■ **EXTRACTED RECORDS**
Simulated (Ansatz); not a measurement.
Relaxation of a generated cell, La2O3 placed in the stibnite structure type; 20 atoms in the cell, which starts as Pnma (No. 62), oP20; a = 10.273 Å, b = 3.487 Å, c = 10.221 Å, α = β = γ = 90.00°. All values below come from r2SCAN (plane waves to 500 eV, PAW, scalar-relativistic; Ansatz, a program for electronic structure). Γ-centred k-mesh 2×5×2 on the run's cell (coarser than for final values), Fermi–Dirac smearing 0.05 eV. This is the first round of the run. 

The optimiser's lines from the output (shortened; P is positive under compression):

■ **BRIEF**
Each line of the data should be transcribed exactly.

■ **TASK RESULT**
Simulated (Ansatz); not a measurement.
Relaxation of a generated cell, La2O3 placed in the stibnite structure type; 20 atoms in the cell, which starts as Pnma (No. 62), oP20; a = 10.273 Å, b = 3.487 Å, c = 10.221 Å, α = β = γ = 90.00°. All values below come from r2SCAN (plane waves to 500 eV, PAW, scalar-relativistic; Ansatz, a program for electronic structure). Γ-centred k-mesh 2×5×2 on the run's cell (coarser than for final values), Fermi–Dirac smearing 0.05 eV. This is the first round of the run. 

The optimiser's lines from the output (shortened; P is positive under compression):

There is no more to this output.